Given information:
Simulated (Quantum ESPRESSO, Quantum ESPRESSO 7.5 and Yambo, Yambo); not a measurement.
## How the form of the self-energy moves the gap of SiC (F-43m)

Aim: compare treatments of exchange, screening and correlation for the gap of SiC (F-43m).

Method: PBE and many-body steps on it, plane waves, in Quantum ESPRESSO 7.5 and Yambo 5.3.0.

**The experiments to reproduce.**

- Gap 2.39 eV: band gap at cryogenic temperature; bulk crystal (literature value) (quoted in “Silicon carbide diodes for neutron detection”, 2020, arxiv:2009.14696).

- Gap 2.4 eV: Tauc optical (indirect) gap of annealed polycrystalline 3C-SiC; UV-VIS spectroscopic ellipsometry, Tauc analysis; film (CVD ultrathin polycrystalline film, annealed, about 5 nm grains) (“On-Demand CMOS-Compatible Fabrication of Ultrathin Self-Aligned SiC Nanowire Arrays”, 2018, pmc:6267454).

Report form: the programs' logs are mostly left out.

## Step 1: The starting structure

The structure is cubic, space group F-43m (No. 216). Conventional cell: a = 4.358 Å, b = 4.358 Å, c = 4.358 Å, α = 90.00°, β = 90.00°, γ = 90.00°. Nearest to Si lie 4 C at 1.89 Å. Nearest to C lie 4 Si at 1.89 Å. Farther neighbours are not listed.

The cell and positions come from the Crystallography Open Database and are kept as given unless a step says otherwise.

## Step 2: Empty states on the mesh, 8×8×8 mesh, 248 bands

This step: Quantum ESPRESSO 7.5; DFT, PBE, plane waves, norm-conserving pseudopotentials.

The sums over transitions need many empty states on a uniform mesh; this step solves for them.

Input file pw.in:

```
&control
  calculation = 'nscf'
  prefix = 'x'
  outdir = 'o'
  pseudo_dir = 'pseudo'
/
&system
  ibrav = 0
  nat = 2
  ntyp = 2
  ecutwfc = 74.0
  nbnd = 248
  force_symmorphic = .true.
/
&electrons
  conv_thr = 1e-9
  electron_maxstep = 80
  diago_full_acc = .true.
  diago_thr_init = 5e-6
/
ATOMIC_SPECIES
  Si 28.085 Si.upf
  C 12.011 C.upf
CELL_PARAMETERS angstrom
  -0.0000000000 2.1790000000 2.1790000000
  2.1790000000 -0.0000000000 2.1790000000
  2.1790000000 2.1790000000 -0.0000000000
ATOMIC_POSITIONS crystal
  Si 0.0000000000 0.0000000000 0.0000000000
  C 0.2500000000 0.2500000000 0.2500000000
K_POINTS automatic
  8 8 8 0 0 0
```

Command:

Exercise:
When you come to the line containing "## Step 2: Empty", give it and stop; before that, repeat each line of the material exactly from the first one.

Task result:
Simulated (Quantum ESPRESSO, Quantum ESPRESSO 7.5 and Yambo, Yambo); not a measurement.
## How the form of the self-energy moves the gap of SiC (F-43m)

Aim: compare treatments of exchange, screening and correlation for the gap of SiC (F-43m).

Method: PBE and many-body steps on it, plane waves, in Quantum ESPRESSO 7.5 and Yambo 5.3.0.

**The experiments to reproduce.**

- Gap 2.39 eV: band gap at cryogenic temperature; bulk crystal (literature value) (quoted in “Silicon carbide diodes for neutron detection”, 2020, arxiv:2009.14696).

- Gap 2.4 eV: Tauc optical (indirect) gap of annealed polycrystalline 3C-SiC; UV-VIS spectroscopic ellipsometry, Tauc analysis; film (CVD ultrathin polycrystalline film, annealed, about 5 nm grains) (“On-Demand CMOS-Compatible Fabrication of Ultrathin Self-Aligned SiC Nanowire Arrays”, 2018, pmc:6267454).

Report form: the programs' logs are mostly left out.

## Step 1: The starting structure

The structure is cubic, space group F-43m (No. 216). Conventional cell: a = 4.358 Å, b = 4.358 Å, c = 4.358 Å, α = 90.00°, β = 90.00°, γ = 90.00°. Nearest to Si lie 4 C at 1.89 Å. Nearest to C lie 4 Si at 1.89 Å. Farther neighbours are not listed.

The cell and positions come from the Crystallography Open Database and are kept as given unless a step says otherwise.

## Step 2: Empty states on the mesh, 8×8×8 mesh, 248 bands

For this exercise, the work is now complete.